+---+

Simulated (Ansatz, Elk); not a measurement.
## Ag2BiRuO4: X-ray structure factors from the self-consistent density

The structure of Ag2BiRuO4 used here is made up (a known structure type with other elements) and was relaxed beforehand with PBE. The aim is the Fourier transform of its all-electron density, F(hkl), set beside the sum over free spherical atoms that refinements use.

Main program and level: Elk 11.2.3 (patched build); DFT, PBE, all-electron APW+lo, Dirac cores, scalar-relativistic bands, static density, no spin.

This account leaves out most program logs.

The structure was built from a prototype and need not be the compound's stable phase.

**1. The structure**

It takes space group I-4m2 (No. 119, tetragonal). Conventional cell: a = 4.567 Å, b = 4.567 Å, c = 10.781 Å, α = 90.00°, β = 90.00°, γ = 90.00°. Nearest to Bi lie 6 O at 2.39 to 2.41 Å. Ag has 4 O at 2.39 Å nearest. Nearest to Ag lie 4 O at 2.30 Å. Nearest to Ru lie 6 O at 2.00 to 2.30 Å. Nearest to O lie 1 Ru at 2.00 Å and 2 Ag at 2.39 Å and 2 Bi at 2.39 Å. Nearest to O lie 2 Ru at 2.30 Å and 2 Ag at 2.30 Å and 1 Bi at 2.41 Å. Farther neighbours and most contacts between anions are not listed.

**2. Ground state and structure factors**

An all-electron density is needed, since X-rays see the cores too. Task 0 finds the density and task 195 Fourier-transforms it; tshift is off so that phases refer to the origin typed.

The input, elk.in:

+---+

Work item:
Each line of the records, from the opening one through the line holding "## Ag2BiRuO4: X-ray", should be restated word for word, with nothing else in the answer.

Answer box:
Simulated (Ansatz, Elk); not a measurement.
## Ag2BiRuO4: X-ray structure factors from the self-consistent density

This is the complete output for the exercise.